◆ Recorded data:
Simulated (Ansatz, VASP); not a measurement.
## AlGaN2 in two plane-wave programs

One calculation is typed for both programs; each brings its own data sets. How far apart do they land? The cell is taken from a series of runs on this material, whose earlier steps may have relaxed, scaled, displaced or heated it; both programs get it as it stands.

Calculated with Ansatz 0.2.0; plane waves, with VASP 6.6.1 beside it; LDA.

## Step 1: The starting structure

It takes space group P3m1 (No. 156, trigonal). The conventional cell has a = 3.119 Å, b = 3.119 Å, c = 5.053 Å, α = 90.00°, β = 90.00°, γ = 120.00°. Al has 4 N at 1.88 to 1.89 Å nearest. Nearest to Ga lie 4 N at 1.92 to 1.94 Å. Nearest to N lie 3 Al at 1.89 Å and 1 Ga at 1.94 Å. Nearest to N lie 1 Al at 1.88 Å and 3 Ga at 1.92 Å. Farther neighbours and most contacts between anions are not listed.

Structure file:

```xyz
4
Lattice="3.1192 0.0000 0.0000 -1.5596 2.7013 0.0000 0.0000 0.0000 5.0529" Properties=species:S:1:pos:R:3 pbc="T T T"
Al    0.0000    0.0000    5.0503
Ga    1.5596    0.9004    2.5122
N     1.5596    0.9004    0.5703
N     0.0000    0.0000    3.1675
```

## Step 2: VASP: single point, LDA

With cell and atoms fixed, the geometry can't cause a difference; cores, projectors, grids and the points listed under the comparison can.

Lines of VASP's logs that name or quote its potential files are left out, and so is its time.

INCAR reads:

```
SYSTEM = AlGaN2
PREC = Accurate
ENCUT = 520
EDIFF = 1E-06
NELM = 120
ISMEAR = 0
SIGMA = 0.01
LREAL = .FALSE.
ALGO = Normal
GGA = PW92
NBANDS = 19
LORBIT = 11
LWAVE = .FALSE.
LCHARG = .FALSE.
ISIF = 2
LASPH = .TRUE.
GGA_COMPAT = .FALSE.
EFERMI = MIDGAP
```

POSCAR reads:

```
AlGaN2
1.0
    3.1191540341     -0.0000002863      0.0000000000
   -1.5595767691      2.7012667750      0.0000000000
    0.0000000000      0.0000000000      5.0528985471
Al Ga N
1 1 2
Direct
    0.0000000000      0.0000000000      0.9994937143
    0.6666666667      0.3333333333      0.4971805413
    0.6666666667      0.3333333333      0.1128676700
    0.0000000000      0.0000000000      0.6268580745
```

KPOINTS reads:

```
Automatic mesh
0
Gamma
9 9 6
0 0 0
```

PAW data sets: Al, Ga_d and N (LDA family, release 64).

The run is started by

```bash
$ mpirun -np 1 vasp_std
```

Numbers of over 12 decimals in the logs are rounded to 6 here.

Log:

◆ Work order: Above are the records; print exactly the lines from the line with "## Step 1: The starting structure" to the line with "## Step 2: VASP: single point, LDA", including both, and nothing else.

◆ Response area:
## Step 1: The starting structure

It takes space group P3m1 (No. 156, trigonal). The conventional cell has a = 3.119 Å, b = 3.119 Å, c = 5.053 Å, α = 90.00°, β = 90.00°, γ = 120.00°. Al has 4 N at 1.88 to 1.89 Å nearest. Nearest to Ga lie 4 N at 1.92 to 1.94 Å. Nearest to N lie 3 Al at 1.89 Å and 1 Ga at 1.94 Å. Nearest to N lie 1 Al at 1.88 Å and 3 Ga at 1.92 Å. Farther neighbours and most contacts between anions are not listed.

Structure file:

```xyz
4
Lattice="3.1192 0.0000 0.0000 -1.5596 2.7013 0.0000 0.0000 0.0000 5.0529" Properties=species:S:1:pos:R:3 pbc="T T T"
Al    0.0000    0.0000    5.0503
Ga    1.5596    0.9004    2.5122
N     1.5596    0.9004    0.5703
N     0.0000    0.0000    3.1675
```

## Step 2: VASP: single point, LDA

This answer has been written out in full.